*** Opening of Listed records ***
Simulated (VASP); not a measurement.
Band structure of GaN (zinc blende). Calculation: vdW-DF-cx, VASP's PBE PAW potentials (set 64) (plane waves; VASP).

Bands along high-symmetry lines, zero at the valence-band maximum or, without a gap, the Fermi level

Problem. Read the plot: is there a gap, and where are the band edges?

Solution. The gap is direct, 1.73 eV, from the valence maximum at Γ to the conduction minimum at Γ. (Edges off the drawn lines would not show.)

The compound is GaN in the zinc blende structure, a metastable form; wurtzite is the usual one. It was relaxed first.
*** Close of Listed records ***

[Task item]: Each line above from the one with "Bands along high-symmetry" up to and including the one with "Solution. The gap" must be set down exactly, and no line outside that span may appear.

[Task answer]:
Bands along high-symmetry lines, zero at the valence-band maximum or, without a gap, the Fermi level

Problem. Read the plot: is there a gap, and where are the band edges?

Solution. The gap is direct, 1.73 eV, from the valence maximum at Γ to the conduction minimum at Γ. (Edges off the drawn lines would not show.)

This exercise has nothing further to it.